• [ACTIVITY]:
An exact copy of every record is the required answer.

• [GIVEN ENTRIES]:
——————————

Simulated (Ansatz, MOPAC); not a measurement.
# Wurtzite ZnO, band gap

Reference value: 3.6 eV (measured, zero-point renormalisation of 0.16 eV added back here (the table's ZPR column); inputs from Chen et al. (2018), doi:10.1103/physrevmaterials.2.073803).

——————————

• [TASK SOLUTION]:
Simulated (Ansatz, MOPAC); not a measurement.
# Wurtzite ZnO, band gap

Reference value: 3.6 eV (measured, zero-point renormalisation of 0.16 eV added back here (the table's ZPR column); inputs from Chen et al. (2018), doi:10.1103/physrevmaterials.2.073803).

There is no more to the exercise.